» **WORK INSTRUCTION**
Beginning with the first line and ending with the one containing "## 1. The starting structure", copy the lines of the listing below exactly; omit everything else.

★ ★ ★ ★ ★ ★ ★

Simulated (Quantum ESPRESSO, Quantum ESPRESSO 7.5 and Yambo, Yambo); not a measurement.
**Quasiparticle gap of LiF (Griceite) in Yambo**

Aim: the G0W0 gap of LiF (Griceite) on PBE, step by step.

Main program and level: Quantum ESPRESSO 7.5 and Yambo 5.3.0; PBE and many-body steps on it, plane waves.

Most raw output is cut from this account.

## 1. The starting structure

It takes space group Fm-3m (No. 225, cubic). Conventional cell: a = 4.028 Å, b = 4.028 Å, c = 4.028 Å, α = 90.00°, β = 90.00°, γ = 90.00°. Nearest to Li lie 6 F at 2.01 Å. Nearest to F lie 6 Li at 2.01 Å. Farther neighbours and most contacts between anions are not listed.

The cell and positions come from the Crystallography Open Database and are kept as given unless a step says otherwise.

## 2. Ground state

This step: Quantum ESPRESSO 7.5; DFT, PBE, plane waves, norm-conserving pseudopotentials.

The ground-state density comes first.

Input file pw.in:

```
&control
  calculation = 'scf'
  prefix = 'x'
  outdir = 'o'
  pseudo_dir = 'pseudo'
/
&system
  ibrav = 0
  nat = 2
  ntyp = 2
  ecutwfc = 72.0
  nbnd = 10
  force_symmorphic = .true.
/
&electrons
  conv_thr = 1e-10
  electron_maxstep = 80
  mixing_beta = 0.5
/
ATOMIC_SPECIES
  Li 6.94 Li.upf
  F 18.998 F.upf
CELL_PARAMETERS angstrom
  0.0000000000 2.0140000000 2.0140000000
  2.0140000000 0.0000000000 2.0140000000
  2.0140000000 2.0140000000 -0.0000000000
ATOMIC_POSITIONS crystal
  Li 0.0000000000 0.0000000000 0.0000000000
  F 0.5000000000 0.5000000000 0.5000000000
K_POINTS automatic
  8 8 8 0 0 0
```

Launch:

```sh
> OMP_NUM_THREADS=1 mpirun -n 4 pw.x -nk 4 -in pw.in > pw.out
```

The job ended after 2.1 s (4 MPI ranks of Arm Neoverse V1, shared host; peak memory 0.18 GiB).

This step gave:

★ ★ ★ ★ ★ ★ ★

» **YOUR RESPONSE**
Simulated (Quantum ESPRESSO, Quantum ESPRESSO 7.5 and Yambo, Yambo); not a measurement.
**Quasiparticle gap of LiF (Griceite) in Yambo**

Aim: the G0W0 gap of LiF (Griceite) on PBE, step by step.

Main program and level: Quantum ESPRESSO 7.5 and Yambo 5.3.0; PBE and many-body steps on it, plane waves.

Most raw output is cut from this account.

## 1. The starting structure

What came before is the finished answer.